◆ Brief ◆
Using the listing below, set down each line from the line containing "Calculation: PBE GGA, VASP's" through the line containing "The pressure is its mean diagonal, 15.87 GPa.", both ends included, exactly and with nothing added.

━━━━━━━━━━━━━━━━━━━━━━━━━━━━━━
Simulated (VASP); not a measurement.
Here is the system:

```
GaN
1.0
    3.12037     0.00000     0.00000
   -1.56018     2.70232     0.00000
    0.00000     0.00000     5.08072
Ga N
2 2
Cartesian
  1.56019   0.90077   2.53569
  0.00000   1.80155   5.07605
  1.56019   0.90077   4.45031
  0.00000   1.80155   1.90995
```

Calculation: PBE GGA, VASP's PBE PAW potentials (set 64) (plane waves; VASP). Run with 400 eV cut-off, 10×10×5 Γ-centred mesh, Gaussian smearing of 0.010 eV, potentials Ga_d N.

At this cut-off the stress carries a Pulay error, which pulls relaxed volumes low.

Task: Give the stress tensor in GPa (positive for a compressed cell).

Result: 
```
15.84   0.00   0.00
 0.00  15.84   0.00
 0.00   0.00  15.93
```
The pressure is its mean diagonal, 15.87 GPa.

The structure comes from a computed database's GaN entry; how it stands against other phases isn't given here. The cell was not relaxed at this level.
━━━━━━━━━━━━━━━━━━━━━━━━━━━━━━

◆ Exercise solution ◆
Calculation: PBE GGA, VASP's PBE PAW potentials (set 64) (plane waves; VASP). Run with 400 eV cut-off, 10×10×5 Γ-centred mesh, Gaussian smearing of 0.010 eV, potentials Ga_d N.

At this cut-off the stress carries a Pulay error, which pulls relaxed volumes low.

Task: Give the stress tensor in GPa (positive for a compressed cell).

Result: 
```
15.84   0.00   0.00
 0.00  15.84   0.00
 0.00   0.00  15.93
```
The pressure is its mean diagonal, 15.87 GPa.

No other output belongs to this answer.